• Given records:
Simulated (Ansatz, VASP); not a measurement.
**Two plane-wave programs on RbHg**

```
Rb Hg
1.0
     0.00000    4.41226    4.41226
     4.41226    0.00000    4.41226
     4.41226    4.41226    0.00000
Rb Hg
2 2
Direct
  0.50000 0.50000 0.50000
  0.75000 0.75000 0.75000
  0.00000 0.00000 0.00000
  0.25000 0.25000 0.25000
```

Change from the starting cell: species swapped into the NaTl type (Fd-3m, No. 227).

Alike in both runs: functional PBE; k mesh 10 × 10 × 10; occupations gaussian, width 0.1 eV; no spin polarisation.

• Work item:
Preserving every character, copy the records above out again.

• Task result:
Simulated (Ansatz, VASP); not a measurement.
**Two plane-wave programs on RbHg**

```
Rb Hg
1.0
     0.00000    4.41226    4.41226
     4.41226    0.00000    4.41226
     4.41226    4.41226    0.00000
Rb Hg
2 2
Direct
  0.50000 0.50000 0.50000
  0.75000 0.75000 0.75000
  0.00000 0.00000 0.00000
  0.25000 0.25000 0.25000
```

Change from the starting cell: species swapped into the NaTl type (Fd-3m, No. 227).

Alike in both runs: functional PBE; k mesh 10 × 10 × 10; occupations gaussian, width 0.1 eV; no spin polarisation.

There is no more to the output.